## [Entries supplied]
_ _ _ _ _ _ _
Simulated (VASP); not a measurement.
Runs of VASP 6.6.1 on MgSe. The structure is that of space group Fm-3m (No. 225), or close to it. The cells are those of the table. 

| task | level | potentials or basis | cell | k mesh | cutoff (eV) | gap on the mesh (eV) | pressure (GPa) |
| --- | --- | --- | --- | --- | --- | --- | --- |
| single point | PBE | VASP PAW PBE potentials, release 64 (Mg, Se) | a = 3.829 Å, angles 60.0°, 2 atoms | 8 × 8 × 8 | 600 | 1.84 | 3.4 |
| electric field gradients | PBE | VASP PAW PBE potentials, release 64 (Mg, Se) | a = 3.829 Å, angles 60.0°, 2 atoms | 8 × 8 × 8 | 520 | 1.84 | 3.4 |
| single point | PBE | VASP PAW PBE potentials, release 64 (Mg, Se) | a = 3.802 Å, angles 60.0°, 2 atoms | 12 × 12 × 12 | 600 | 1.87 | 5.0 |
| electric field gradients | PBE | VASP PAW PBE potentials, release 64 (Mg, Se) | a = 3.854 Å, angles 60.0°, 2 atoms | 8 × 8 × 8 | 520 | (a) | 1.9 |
_ _ _ _ _ _ _

## [Required action]
Each line from the start of the listing above through the line containing "1.87 | 5.0 |" should be copied exactly, please, with no other lines added.

## [Response area]
Simulated (VASP); not a measurement.
Runs of VASP 6.6.1 on MgSe. The structure is that of space group Fm-3m (No. 225), or close to it. The cells are those of the table. 

| task | level | potentials or basis | cell | k mesh | cutoff (eV) | gap on the mesh (eV) | pressure (GPa) |
| --- | --- | --- | --- | --- | --- | --- | --- |
| single point | PBE | VASP PAW PBE potentials, release 64 (Mg, Se) | a = 3.829 Å, angles 60.0°, 2 atoms | 8 × 8 × 8 | 600 | 1.84 | 3.4 |
| electric field gradients | PBE | VASP PAW PBE potentials, release 64 (Mg, Se) | a = 3.829 Å, angles 60.0°, 2 atoms | 8 × 8 × 8 | 520 | 1.84 | 3.4 |
| single point | PBE | VASP PAW PBE potentials, release 64 (Mg, Se) | a = 3.802 Å, angles 60.0°, 2 atoms | 12 × 12 × 12 | 600 | 1.87 | 5.0 |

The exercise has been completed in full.